__Work task__
Only one stretch of the data is wanted: the line containing "Dissociation curve of", the line containing "Methods: RMP2/6-31G* = restricted", and every line between them, copied exactly.

__Recorded data__
■ ■ ■ ■
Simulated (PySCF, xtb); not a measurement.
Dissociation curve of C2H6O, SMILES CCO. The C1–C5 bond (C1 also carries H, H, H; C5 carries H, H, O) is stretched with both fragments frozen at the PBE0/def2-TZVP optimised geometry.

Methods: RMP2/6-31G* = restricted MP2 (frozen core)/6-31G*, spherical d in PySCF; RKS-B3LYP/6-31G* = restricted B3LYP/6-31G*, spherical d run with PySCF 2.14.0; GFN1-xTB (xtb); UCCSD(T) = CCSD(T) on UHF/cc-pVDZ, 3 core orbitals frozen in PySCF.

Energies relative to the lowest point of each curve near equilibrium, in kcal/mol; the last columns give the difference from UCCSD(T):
■ ■ ■ ■

__Expected answer__
Dissociation curve of C2H6O, SMILES CCO. The C1–C5 bond (C1 also carries H, H, H; C5 carries H, H, O) is stretched with both fragments frozen at the PBE0/def2-TZVP optimised geometry.

Methods: RMP2/6-31G* = restricted MP2 (frozen core)/6-31G*, spherical d in PySCF; RKS-B3LYP/6-31G* = restricted B3LYP/6-31G*, spherical d run with PySCF 2.14.0; GFN1-xTB (xtb); UCCSD(T) = CCSD(T) on UHF/cc-pVDZ, 3 core orbitals frozen in PySCF.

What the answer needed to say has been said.